- _PROVIDED INFORMATION_:
........
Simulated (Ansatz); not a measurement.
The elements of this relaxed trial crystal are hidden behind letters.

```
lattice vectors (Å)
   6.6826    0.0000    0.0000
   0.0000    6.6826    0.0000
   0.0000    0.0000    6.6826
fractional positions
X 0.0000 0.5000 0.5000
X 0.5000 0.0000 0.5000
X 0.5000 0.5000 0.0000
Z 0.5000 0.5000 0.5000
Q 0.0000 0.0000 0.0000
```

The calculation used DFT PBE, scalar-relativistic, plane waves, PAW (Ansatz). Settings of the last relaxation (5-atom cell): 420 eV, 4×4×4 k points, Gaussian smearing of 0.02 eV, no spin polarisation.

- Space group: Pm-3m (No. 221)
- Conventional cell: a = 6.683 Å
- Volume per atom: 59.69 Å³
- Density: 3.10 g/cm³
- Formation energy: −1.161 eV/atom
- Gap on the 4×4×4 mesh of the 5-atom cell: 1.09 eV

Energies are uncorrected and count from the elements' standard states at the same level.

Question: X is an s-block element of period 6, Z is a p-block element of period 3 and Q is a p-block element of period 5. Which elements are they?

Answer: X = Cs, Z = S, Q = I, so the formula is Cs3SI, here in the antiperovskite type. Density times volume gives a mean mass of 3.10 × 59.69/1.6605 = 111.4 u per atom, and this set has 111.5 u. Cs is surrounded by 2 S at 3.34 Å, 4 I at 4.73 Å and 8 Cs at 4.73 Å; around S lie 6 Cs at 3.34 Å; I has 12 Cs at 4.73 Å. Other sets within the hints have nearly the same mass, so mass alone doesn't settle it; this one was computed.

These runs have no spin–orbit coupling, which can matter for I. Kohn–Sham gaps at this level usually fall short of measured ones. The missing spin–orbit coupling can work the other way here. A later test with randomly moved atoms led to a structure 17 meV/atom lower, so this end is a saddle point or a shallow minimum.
........

- _EXERCISE_:
What do the lines of the material read, from the first through the line with "Energies are uncorrected"? Transcribe them exactly and stop there.

- _RESULT_:
Simulated (Ansatz); not a measurement.
The elements of this relaxed trial crystal are hidden behind letters.

```
lattice vectors (Å)
   6.6826    0.0000    0.0000
   0.0000    6.6826    0.0000
   0.0000    0.0000    6.6826
fractional positions
X 0.0000 0.5000 0.5000
X 0.5000 0.0000 0.5000
X 0.5000 0.5000 0.0000
Z 0.5000 0.5000 0.5000
Q 0.0000 0.0000 0.0000
```

The calculation used DFT PBE, scalar-relativistic, plane waves, PAW (Ansatz). Settings of the last relaxation (5-atom cell): 420 eV, 4×4×4 k points, Gaussian smearing of 0.02 eV, no spin polarisation.

- Space group: Pm-3m (No. 221)
- Conventional cell: a = 6.683 Å
- Volume per atom: 59.69 Å³
- Density: 3.10 g/cm³
- Formation energy: −1.161 eV/atom
- Gap on the 4×4×4 mesh of the 5-atom cell: 1.09 eV

Energies are uncorrected and count from the elements' standard states at the same level.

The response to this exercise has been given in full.